Data section =>
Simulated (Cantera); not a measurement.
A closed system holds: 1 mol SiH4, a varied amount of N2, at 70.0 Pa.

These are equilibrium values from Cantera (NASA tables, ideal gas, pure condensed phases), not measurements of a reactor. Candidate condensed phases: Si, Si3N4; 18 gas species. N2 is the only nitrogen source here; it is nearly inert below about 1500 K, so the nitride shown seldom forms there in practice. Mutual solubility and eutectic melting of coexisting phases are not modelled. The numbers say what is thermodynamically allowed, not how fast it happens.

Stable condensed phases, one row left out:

Work instruction => The whole listing should be restated word for word.

Task result =>
Simulated (Cantera); not a measurement.
A closed system holds: 1 mol SiH4, a varied amount of N2, at 70.0 Pa.

These are equilibrium values from Cantera (NASA tables, ideal gas, pure condensed phases), not measurements of a reactor. Candidate condensed phases: Si, Si3N4; 18 gas species. N2 is the only nitrogen source here; it is nearly inert below about 1500 K, so the nitride shown seldom forms there in practice. Mutual solubility and eutectic melting of coexisting phases are not modelled. The numbers say what is thermodynamically allowed, not how fast it happens.

Stable condensed phases, one row left out:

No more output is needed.